▸ **Study material**
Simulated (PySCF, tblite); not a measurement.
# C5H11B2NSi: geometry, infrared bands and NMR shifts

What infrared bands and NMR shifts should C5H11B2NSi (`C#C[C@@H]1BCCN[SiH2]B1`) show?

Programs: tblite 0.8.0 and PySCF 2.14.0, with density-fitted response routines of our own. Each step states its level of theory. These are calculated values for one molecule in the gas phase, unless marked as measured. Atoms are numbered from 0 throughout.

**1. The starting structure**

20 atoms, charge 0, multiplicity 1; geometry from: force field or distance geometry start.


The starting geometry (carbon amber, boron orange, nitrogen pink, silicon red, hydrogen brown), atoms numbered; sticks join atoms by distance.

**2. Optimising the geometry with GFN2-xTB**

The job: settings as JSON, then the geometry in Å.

▸ **Requirement**
The task requires an exact transcription of all the data.

▸ **Exercise answer**
Simulated (PySCF, tblite); not a measurement.
# C5H11B2NSi: geometry, infrared bands and NMR shifts

What infrared bands and NMR shifts should C5H11B2NSi (`C#C[C@@H]1BCCN[SiH2]B1`) show?

Programs: tblite 0.8.0 and PySCF 2.14.0, with density-fitted response routines of our own. Each step states its level of theory. These are calculated values for one molecule in the gas phase, unless marked as measured. Atoms are numbered from 0 throughout.

**1. The starting structure**

20 atoms, charge 0, multiplicity 1; geometry from: force field or distance geometry start.


The starting geometry (carbon amber, boron orange, nitrogen pink, silicon red, hydrogen brown), atoms numbered; sticks join atoms by distance.

**2. Optimising the geometry with GFN2-xTB**

The job: settings as JSON, then the geometry in Å.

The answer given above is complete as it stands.